[Opening Information provided section]

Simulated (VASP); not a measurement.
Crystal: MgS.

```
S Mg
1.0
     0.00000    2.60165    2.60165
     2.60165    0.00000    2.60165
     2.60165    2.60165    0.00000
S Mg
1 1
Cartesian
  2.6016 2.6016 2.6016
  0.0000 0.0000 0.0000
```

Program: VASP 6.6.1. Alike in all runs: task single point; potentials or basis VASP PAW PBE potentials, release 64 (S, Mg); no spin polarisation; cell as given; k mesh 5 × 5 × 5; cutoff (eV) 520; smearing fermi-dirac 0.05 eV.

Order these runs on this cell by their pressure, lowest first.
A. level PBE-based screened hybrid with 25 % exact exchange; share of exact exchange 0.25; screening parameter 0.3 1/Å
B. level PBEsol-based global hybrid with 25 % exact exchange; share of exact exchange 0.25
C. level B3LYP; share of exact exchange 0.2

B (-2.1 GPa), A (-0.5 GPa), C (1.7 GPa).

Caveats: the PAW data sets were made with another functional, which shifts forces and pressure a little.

[Closing Information provided section]

All entries shown above should be printed again exactly.

Simulated (VASP); not a measurement.
Crystal: MgS.

```
S Mg
1.0
     0.00000    2.60165    2.60165
     2.60165    0.00000    2.60165
     2.60165    2.60165    0.00000
S Mg
1 1
Cartesian
  2.6016 2.6016 2.6016
  0.0000 0.0000 0.0000
```

Program: VASP 6.6.1. Alike in all runs: task single point; potentials or basis VASP PAW PBE potentials, release 64 (S, Mg); no spin polarisation; cell as given; k mesh 5 × 5 × 5; cutoff (eV) 520; smearing fermi-dirac 0.05 eV.

Order these runs on this cell by their pressure, lowest first.
A. level PBE-based screened hybrid with 25 % exact exchange; share of exact exchange 0.25; screening parameter 0.3 1/Å
B. level PBEsol-based global hybrid with 25 % exact exchange; share of exact exchange 0.25
C. level B3LYP; share of exact exchange 0.2

B (-2.1 GPa), A (-0.5 GPa), C (1.7 GPa).

Caveats: the PAW data sets were made with another functional, which shifts forces and pressure a little.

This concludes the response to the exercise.